§ **Required action**
The expected output is each entry, given again exactly.

··· Source information ···

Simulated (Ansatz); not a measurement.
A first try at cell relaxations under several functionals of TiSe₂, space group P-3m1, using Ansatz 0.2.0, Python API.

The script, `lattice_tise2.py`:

···

§ **Expected answer**
Simulated (Ansatz); not a measurement.
A first try at cell relaxations under several functionals of TiSe₂, space group P-3m1, using Ansatz 0.2.0, Python API.

The script, `lattice_tise2.py`:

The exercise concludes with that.